> _ASSIGNED TASK_
Look below for the line that has "none | -7.5 |". Set down the lines from there through the line that has "A k mesh can", exactly as written.

> _RECORDS SUPPLIED_
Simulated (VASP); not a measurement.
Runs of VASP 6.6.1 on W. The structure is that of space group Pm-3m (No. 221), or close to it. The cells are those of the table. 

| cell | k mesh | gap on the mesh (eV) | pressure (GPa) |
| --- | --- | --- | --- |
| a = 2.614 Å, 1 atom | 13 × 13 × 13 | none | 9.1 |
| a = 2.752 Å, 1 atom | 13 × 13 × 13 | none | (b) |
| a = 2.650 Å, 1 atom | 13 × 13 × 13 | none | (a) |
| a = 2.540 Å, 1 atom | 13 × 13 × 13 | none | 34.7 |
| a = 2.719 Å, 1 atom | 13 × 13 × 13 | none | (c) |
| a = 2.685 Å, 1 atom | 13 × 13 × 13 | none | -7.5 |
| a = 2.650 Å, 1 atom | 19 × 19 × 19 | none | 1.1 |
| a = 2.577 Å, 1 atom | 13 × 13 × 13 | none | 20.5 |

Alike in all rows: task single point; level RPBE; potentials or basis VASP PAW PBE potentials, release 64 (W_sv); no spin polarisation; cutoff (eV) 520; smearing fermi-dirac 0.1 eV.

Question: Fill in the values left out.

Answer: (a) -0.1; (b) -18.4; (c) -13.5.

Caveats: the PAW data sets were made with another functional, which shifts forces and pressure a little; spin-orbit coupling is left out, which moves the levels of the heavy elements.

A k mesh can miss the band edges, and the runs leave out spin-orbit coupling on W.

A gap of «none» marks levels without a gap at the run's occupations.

> _WRITTEN RESPONSE_
| a = 2.685 Å, 1 atom | 13 × 13 × 13 | none | -7.5 |
| a = 2.650 Å, 1 atom | 19 × 19 × 19 | none | 1.1 |
| a = 2.577 Å, 1 atom | 13 × 13 × 13 | none | 20.5 |

Alike in all rows: task single point; level RPBE; potentials or basis VASP PAW PBE potentials, release 64 (W_sv); no spin polarisation; cutoff (eV) 520; smearing fermi-dirac 0.1 eV.

Question: Fill in the values left out.

Answer: (a) -0.1; (b) -18.4; (c) -13.5.

Caveats: the PAW data sets were made with another functional, which shifts forces and pressure a little; spin-orbit coupling is left out, which moves the levels of the heavy elements.

A k mesh can miss the band edges, and the runs leave out spin-orbit coupling on W.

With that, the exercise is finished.